*** Source material

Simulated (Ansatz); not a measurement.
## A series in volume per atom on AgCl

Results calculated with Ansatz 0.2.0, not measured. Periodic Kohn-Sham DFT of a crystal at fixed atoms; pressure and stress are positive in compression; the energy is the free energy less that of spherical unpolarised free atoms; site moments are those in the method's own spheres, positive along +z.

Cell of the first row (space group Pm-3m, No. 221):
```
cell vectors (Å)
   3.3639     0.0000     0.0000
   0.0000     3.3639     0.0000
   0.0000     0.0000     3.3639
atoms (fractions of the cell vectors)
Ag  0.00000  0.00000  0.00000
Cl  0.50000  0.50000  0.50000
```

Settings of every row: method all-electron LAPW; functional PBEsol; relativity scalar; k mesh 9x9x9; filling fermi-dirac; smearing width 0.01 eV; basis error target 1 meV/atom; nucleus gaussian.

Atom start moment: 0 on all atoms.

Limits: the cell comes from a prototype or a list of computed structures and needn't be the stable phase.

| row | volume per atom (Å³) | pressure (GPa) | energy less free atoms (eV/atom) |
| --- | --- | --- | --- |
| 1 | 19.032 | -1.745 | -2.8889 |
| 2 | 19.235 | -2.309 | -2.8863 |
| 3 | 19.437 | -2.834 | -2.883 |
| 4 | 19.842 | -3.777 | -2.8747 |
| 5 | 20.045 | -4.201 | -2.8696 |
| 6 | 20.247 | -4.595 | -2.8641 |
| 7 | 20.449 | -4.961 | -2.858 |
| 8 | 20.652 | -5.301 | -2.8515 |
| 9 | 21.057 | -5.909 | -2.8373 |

******

▸ Requirement:
The required output is the set of lines from the first line of the data through the line that contains "## A series in volume per atom on AgCl", transcribed exactly.

▸ Exercise solution:
Simulated (Ansatz); not a measurement.
## A series in volume per atom on AgCl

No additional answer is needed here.